> [WORK REQUEST] Repeat each record word for word.

> [DATASET EXTRACT]
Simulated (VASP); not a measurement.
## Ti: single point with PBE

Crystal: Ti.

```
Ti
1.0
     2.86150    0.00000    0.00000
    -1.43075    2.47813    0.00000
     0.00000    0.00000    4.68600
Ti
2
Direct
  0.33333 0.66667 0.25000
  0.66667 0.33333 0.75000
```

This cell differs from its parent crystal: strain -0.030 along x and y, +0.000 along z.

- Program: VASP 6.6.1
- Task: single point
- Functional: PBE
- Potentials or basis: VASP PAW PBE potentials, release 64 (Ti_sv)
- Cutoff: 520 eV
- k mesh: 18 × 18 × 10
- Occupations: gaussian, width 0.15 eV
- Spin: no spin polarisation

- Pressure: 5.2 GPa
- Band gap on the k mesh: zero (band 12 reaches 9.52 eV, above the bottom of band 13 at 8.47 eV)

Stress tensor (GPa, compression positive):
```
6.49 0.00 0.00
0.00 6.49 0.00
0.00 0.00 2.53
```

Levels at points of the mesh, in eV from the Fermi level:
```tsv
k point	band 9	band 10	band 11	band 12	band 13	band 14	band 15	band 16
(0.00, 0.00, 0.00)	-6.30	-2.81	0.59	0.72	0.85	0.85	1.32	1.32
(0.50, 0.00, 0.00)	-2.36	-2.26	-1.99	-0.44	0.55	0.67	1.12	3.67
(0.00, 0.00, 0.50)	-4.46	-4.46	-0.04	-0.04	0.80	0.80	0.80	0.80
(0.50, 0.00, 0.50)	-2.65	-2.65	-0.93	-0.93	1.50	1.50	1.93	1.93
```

> [PROBLEM SOLUTION]
Simulated (VASP); not a measurement.
## Ti: single point with PBE

Crystal: Ti.

```
Ti
1.0
     2.86150    0.00000    0.00000
    -1.43075    2.47813    0.00000
     0.00000    0.00000    4.68600
Ti
2
Direct
  0.33333 0.66667 0.25000
  0.66667 0.33333 0.75000
```

This cell differs from its parent crystal: strain -0.030 along x and y, +0.000 along z.

- Program: VASP 6.6.1
- Task: single point
- Functional: PBE
- Potentials or basis: VASP PAW PBE potentials, release 64 (Ti_sv)
- Cutoff: 520 eV
- k mesh: 18 × 18 × 10
- Occupations: gaussian, width 0.15 eV
- Spin: no spin polarisation

- Pressure: 5.2 GPa
- Band gap on the k mesh: zero (band 12 reaches 9.52 eV, above the bottom of band 13 at 8.47 eV)

Stress tensor (GPa, compression positive):
```
6.49 0.00 0.00
0.00 6.49 0.00
0.00 0.00 2.53
```

Levels at points of the mesh, in eV from the Fermi level:
```tsv
k point	band 9	band 10	band 11	band 12	band 13	band 14	band 15	band 16
(0.00, 0.00, 0.00)	-6.30	-2.81	0.59	0.72	0.85	0.85	1.32	1.32
(0.50, 0.00, 0.00)	-2.36	-2.26	-1.99	-0.44	0.55	0.67	1.12	3.67
(0.00, 0.00, 0.50)	-4.46	-4.46	-0.04	-0.04	0.80	0.80	0.80	0.80
(0.50, 0.00, 0.50)	-2.65	-2.65	-0.93	-0.93	1.50	1.50	1.93	1.93
```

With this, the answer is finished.